(EXERCISE) Once you have read the data below, print all of it exactly.

[[ RECORDED INFORMATION open ]]
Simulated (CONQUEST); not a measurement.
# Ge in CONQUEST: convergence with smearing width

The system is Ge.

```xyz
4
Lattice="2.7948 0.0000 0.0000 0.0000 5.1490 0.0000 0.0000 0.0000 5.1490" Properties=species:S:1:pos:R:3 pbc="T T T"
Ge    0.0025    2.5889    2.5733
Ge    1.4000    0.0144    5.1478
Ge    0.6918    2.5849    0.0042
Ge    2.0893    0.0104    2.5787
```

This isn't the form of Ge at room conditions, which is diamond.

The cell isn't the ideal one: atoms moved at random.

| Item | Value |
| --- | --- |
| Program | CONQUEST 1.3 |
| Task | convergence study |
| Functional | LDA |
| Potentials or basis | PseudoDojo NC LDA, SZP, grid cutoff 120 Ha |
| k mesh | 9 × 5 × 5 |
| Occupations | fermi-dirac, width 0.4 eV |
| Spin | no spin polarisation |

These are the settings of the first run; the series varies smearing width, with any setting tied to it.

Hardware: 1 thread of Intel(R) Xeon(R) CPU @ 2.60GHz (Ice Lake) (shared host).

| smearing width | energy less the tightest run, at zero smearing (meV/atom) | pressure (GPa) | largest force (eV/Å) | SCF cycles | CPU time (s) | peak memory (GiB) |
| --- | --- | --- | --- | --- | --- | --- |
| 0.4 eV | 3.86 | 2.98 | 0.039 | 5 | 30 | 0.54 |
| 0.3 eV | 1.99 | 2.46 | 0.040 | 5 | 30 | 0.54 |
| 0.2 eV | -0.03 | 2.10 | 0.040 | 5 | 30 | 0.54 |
[[ RECORDED INFORMATION closed ]]

(TASK OUTPUT)
Simulated (CONQUEST); not a measurement.
# Ge in CONQUEST: convergence with smearing width

The system is Ge.

```xyz
4
Lattice="2.7948 0.0000 0.0000 0.0000 5.1490 0.0000 0.0000 0.0000 5.1490" Properties=species:S:1:pos:R:3 pbc="T T T"
Ge    0.0025    2.5889    2.5733
Ge    1.4000    0.0144    5.1478
Ge    0.6918    2.5849    0.0042
Ge    2.0893    0.0104    2.5787
```

This isn't the form of Ge at room conditions, which is diamond.

The cell isn't the ideal one: atoms moved at random.

| Item | Value |
| --- | --- |
| Program | CONQUEST 1.3 |
| Task | convergence study |
| Functional | LDA |
| Potentials or basis | PseudoDojo NC LDA, SZP, grid cutoff 120 Ha |
| k mesh | 9 × 5 × 5 |
| Occupations | fermi-dirac, width 0.4 eV |
| Spin | no spin polarisation |

These are the settings of the first run; the series varies smearing width, with any setting tied to it.

Hardware: 1 thread of Intel(R) Xeon(R) CPU @ 2.60GHz (Ice Lake) (shared host).

| smearing width | energy less the tightest run, at zero smearing (meV/atom) | pressure (GPa) | largest force (eV/Å) | SCF cycles | CPU time (s) | peak memory (GiB) |
| --- | --- | --- | --- | --- | --- | --- |
| 0.4 eV | 3.86 | 2.98 | 0.039 | 5 | 30 | 0.54 |
| 0.3 eV | 1.99 | 2.46 | 0.040 | 5 | 30 | 0.54 |
| 0.2 eV | -0.03 | 2.10 | 0.040 | 5 | 30 | 0.54 |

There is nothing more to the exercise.